> Work instruction
Lines from the beginning of the data through the line containing "potential files: Ansatz PAW" are to be copied exactly, with no other line included.

Extracted data Block Start

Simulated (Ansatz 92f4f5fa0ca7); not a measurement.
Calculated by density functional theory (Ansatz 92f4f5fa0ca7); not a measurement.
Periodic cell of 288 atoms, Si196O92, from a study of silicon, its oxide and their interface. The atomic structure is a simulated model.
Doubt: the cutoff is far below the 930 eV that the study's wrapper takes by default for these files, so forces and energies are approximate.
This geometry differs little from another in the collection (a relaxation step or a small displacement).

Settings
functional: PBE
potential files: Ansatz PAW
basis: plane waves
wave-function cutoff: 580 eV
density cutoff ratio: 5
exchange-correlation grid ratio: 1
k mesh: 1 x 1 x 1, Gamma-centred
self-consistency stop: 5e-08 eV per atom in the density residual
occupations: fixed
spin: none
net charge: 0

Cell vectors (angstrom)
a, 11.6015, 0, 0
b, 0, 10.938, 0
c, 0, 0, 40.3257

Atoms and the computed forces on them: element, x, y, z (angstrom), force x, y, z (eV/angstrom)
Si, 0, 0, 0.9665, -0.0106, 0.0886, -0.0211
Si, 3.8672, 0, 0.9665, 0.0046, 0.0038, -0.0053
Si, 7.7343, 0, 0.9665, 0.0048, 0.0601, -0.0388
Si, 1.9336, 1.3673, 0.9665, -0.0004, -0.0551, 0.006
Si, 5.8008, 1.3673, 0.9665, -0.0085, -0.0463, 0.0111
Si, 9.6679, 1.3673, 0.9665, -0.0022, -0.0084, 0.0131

Extracted data Block End

> Exercise response
Simulated (Ansatz 92f4f5fa0ca7); not a measurement.
Calculated by density functional theory (Ansatz 92f4f5fa0ca7); not a measurement.
Periodic cell of 288 atoms, Si196O92, from a study of silicon, its oxide and their interface. The atomic structure is a simulated model.
Doubt: the cutoff is far below the 930 eV that the study's wrapper takes by default for these files, so forces and energies are approximate.
This geometry differs little from another in the collection (a relaxation step or a small displacement).

Settings
functional: PBE
potential files: Ansatz PAW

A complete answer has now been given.